(EXTRACTED DATA Opens)
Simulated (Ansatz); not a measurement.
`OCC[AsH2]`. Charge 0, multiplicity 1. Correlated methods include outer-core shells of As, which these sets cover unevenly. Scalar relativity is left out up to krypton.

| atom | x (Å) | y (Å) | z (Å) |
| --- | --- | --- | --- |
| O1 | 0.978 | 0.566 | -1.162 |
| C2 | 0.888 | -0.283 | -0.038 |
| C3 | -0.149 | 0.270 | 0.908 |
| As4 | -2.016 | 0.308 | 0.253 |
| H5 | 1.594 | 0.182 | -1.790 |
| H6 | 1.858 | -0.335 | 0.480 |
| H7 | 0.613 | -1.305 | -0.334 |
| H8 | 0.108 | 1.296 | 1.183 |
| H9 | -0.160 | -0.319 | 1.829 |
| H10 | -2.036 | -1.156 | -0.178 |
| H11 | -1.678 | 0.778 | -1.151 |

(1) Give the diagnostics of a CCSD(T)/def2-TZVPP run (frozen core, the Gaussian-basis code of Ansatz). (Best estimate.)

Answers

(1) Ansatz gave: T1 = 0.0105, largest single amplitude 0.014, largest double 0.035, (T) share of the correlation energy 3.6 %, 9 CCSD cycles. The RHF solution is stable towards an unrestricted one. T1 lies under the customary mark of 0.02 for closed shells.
(EXTRACTED DATA Closes)

> **WORK TASK**
All the records above need to be printed exactly.

> **RESULT**
Simulated (Ansatz); not a measurement.
`OCC[AsH2]`. Charge 0, multiplicity 1. Correlated methods include outer-core shells of As, which these sets cover unevenly. Scalar relativity is left out up to krypton.

| atom | x (Å) | y (Å) | z (Å) |
| --- | --- | --- | --- |
| O1 | 0.978 | 0.566 | -1.162 |
| C2 | 0.888 | -0.283 | -0.038 |
| C3 | -0.149 | 0.270 | 0.908 |
| As4 | -2.016 | 0.308 | 0.253 |
| H5 | 1.594 | 0.182 | -1.790 |
| H6 | 1.858 | -0.335 | 0.480 |
| H7 | 0.613 | -1.305 | -0.334 |
| H8 | 0.108 | 1.296 | 1.183 |
| H9 | -0.160 | -0.319 | 1.829 |
| H10 | -2.036 | -1.156 | -0.178 |
| H11 | -1.678 | 0.778 | -1.151 |

(1) Give the diagnostics of a CCSD(T)/def2-TZVPP run (frozen core, the Gaussian-basis code of Ansatz). (Best estimate.)

Answers

(1) Ansatz gave: T1 = 0.0105, largest single amplitude 0.014, largest double 0.035, (T) share of the correlation energy 3.6 %, 9 CCSD cycles. The RHF solution is stable towards an unrestricted one. T1 lies under the customary mark of 0.02 for closed shells.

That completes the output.